Data extract
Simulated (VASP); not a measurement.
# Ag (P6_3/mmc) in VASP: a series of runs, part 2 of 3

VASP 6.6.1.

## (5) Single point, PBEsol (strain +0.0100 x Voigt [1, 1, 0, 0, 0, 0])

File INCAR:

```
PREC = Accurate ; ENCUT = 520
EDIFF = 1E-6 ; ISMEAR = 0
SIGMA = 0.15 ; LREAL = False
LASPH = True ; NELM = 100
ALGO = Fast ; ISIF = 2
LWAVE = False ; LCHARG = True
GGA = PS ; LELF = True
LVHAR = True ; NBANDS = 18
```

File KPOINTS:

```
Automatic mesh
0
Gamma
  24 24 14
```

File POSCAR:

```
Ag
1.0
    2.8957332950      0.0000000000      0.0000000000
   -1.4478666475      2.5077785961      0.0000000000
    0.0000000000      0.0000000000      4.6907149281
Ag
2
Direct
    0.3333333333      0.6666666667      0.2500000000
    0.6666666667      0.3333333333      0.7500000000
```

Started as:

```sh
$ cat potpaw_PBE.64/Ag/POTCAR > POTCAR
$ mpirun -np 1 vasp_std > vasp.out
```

Work instruction
Print each entry above word for word, leaving none out.

Expected answer
Simulated (VASP); not a measurement.
# Ag (P6_3/mmc) in VASP: a series of runs, part 2 of 3

VASP 6.6.1.

## (5) Single point, PBEsol (strain +0.0100 x Voigt [1, 1, 0, 0, 0, 0])

File INCAR:

```
PREC = Accurate ; ENCUT = 520
EDIFF = 1E-6 ; ISMEAR = 0
SIGMA = 0.15 ; LREAL = False
LASPH = True ; NELM = 100
ALGO = Fast ; ISIF = 2
LWAVE = False ; LCHARG = True
GGA = PS ; LELF = True
LVHAR = True ; NBANDS = 18
```

File KPOINTS:

```
Automatic mesh
0
Gamma
  24 24 14
```

File POSCAR:

```
Ag
1.0
    2.8957332950      0.0000000000      0.0000000000
   -1.4478666475      2.5077785961      0.0000000000
    0.0000000000      0.0000000000      4.6907149281
Ag
2
Direct
    0.3333333333      0.6666666667      0.2500000000
    0.6666666667      0.3333333333      0.7500000000
```

Started as:

```sh
$ cat potpaw_PBE.64/Ag/POTCAR > POTCAR
$ mpirun -np 1 vasp_std > vasp.out
```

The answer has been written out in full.